BEGIN
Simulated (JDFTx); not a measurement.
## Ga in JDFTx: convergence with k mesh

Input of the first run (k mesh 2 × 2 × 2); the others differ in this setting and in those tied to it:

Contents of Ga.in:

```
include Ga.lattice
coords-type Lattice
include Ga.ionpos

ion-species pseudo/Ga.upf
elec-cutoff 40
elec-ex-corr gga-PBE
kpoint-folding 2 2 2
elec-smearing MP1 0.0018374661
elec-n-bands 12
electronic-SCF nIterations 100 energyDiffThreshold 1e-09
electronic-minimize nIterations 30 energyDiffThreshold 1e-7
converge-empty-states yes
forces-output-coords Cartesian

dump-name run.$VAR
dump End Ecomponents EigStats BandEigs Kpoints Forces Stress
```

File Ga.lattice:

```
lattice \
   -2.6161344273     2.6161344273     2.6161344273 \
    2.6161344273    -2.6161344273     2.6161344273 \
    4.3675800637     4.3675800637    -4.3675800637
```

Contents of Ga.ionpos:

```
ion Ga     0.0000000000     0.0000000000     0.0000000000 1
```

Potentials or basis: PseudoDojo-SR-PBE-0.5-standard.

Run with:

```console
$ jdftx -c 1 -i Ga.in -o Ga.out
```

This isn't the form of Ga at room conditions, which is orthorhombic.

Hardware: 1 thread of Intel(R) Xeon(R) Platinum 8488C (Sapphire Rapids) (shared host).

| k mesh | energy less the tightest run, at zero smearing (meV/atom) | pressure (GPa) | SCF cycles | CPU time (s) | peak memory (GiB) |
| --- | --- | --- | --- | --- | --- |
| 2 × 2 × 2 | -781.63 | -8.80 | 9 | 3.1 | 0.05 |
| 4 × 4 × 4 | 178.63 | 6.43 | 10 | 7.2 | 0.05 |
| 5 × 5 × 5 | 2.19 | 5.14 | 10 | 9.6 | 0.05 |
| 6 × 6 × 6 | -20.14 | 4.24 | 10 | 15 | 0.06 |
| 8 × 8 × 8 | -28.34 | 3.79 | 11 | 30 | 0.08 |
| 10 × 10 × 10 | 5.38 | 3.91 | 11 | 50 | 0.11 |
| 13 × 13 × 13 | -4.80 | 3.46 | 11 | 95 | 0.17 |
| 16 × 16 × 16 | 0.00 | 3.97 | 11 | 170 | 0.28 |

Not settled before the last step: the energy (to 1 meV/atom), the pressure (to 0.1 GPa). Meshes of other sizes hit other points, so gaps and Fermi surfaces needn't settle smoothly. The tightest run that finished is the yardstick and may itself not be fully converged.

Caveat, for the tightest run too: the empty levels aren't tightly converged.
END

Assignment: Among the entries above, the lines between the ones containing "memory (GiB) |" and "15 | 0.06 |", inclusive, are to be transcribed exactly. No other line is to be given.

Problem solution:
| k mesh | energy less the tightest run, at zero smearing (meV/atom) | pressure (GPa) | SCF cycles | CPU time (s) | peak memory (GiB) |
| --- | --- | --- | --- | --- | --- |
| 2 × 2 × 2 | -781.63 | -8.80 | 9 | 3.1 | 0.05 |
| 4 × 4 × 4 | 178.63 | 6.43 | 10 | 7.2 | 0.05 |
| 5 × 5 × 5 | 2.19 | 5.14 | 10 | 9.6 | 0.05 |
| 6 × 6 × 6 | -20.14 | 4.24 | 10 | 15 | 0.06 |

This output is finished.